Data under study:
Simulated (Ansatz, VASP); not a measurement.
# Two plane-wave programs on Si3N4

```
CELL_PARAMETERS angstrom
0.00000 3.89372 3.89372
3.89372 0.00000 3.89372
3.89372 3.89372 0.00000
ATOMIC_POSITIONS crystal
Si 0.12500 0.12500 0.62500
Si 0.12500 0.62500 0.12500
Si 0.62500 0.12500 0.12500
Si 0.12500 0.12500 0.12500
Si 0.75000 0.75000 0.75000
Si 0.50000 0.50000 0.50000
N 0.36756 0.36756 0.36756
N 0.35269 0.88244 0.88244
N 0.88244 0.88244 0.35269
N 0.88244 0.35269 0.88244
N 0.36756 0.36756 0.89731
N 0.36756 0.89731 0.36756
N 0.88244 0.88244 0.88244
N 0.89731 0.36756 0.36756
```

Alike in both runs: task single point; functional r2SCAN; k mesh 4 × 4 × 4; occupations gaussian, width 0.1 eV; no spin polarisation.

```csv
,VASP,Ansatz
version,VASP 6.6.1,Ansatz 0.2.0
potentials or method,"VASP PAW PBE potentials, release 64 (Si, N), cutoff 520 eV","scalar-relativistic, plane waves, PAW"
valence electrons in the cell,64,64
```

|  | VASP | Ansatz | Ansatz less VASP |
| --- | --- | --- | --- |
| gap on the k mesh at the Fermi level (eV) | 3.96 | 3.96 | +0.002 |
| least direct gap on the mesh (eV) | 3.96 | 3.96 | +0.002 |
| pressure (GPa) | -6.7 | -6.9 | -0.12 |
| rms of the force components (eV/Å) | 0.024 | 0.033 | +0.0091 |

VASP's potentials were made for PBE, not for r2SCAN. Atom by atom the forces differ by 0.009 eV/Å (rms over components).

Requirement:
Please copy the lines above from the line with "less VASP |" up to and including the line with "0.033 | +0.0091 |", exactly as written and with nothing else.

Result:
|  | VASP | Ansatz | Ansatz less VASP |
| --- | --- | --- | --- |
| gap on the k mesh at the Fermi level (eV) | 3.96 | 3.96 | +0.002 |
| least direct gap on the mesh (eV) | 3.96 | 3.96 | +0.002 |
| pressure (GPa) | -6.7 | -6.9 | -0.12 |
| rms of the force components (eV/Å) | 0.024 | 0.033 | +0.0091 |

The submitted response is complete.